▸ MATERIAL SUPPLIED
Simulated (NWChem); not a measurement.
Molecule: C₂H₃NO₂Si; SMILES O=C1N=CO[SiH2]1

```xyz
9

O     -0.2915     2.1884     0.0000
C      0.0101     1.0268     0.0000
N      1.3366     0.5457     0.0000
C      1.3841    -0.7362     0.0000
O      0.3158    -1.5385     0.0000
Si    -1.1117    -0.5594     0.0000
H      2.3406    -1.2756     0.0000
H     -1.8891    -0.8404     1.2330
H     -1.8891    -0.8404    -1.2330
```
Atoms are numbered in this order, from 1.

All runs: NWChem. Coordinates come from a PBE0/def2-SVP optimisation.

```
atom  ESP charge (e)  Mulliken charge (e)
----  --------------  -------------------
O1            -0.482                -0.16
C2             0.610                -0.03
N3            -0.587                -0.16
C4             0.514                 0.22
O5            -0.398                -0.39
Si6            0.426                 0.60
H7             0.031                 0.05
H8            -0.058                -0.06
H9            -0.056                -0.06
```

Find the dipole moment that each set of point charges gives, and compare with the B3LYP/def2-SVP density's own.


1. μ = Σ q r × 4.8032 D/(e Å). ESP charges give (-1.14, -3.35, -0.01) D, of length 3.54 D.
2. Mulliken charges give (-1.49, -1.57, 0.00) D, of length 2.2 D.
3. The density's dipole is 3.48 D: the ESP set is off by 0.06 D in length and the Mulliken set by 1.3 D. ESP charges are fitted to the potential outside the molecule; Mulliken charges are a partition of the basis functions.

▸ BRIEF
From the records above, extract exactly and only the lines that begin at the line with "1. μ = Σ q r" and stop after the line with "2. Mulliken charges".

▸ TASK SOLUTION
1. μ = Σ q r × 4.8032 D/(e Å). ESP charges give (-1.14, -3.35, -0.01) D, of length 3.54 D.
2. Mulliken charges give (-1.49, -1.57, 0.00) D, of length 2.2 D.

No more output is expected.